##############################
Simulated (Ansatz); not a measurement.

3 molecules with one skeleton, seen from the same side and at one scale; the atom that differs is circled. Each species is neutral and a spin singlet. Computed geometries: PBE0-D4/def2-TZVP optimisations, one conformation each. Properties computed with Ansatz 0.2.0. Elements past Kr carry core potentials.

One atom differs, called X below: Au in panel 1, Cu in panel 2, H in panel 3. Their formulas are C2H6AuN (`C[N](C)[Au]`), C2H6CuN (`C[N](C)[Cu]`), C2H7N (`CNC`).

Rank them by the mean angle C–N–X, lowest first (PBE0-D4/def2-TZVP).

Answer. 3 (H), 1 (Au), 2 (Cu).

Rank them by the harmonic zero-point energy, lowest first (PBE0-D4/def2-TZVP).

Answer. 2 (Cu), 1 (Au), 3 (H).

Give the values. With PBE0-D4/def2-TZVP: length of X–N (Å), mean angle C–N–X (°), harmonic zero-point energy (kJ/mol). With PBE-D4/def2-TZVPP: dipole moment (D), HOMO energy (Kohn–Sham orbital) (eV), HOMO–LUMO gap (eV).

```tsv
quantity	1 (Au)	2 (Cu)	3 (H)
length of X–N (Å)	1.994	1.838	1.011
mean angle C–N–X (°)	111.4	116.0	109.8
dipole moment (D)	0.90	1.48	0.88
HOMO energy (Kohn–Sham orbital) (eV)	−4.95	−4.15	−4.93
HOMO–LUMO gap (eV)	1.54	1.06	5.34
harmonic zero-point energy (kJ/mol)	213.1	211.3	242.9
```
##############################

> _ACTIVITY_
Restate verbatim the first line above and all lines after it through the line containing "Answer. 2 (Cu), 1 (Au), 3 (H)."; omit the rest.

> _WRITTEN RESPONSE_
Simulated (Ansatz); not a measurement.

3 molecules with one skeleton, seen from the same side and at one scale; the atom that differs is circled. Each species is neutral and a spin singlet. Computed geometries: PBE0-D4/def2-TZVP optimisations, one conformation each. Properties computed with Ansatz 0.2.0. Elements past Kr carry core potentials.

One atom differs, called X below: Au in panel 1, Cu in panel 2, H in panel 3. Their formulas are C2H6AuN (`C[N](C)[Au]`), C2H6CuN (`C[N](C)[Cu]`), C2H7N (`CNC`).

Rank them by the mean angle C–N–X, lowest first (PBE0-D4/def2-TZVP).

Answer. 3 (H), 1 (Au), 2 (Cu).

Rank them by the harmonic zero-point energy, lowest first (PBE0-D4/def2-TZVP).

Answer. 2 (Cu), 1 (Au), 3 (H).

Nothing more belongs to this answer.